Supplied data →
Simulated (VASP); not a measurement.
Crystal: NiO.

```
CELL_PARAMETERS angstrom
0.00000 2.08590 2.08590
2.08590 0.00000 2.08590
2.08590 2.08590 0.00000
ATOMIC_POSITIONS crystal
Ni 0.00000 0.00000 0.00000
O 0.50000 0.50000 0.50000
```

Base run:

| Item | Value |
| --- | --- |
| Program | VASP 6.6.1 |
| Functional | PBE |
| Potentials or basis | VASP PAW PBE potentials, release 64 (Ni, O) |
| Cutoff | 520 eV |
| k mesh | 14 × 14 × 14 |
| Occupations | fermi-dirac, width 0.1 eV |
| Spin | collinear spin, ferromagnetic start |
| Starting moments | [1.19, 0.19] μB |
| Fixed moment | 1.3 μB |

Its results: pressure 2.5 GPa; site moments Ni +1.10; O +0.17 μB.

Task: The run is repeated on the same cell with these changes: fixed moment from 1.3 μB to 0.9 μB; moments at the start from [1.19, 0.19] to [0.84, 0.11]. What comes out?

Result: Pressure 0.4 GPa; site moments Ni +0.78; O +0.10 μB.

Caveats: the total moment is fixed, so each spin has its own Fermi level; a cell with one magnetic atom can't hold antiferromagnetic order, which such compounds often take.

Work item →
Could you return exactly the stretch of the data above that starts at the line with "64 (Ni, O) |" and ends at the line with "Result: Pressure 0.4", both lines included?

Answer box →
| Potentials or basis | VASP PAW PBE potentials, release 64 (Ni, O) |
| Cutoff | 520 eV |
| k mesh | 14 × 14 × 14 |
| Occupations | fermi-dirac, width 0.1 eV |
| Spin | collinear spin, ferromagnetic start |
| Starting moments | [1.19, 0.19] μB |
| Fixed moment | 1.3 μB |

Its results: pressure 2.5 GPa; site moments Ni +1.10; O +0.17 μB.

Task: The run is repeated on the same cell with these changes: fixed moment from 1.3 μB to 0.9 μB; moments at the start from [1.19, 0.19] to [0.84, 0.11]. What comes out?

Result: Pressure 0.4 GPa; site moments Ni +0.78; O +0.10 μB.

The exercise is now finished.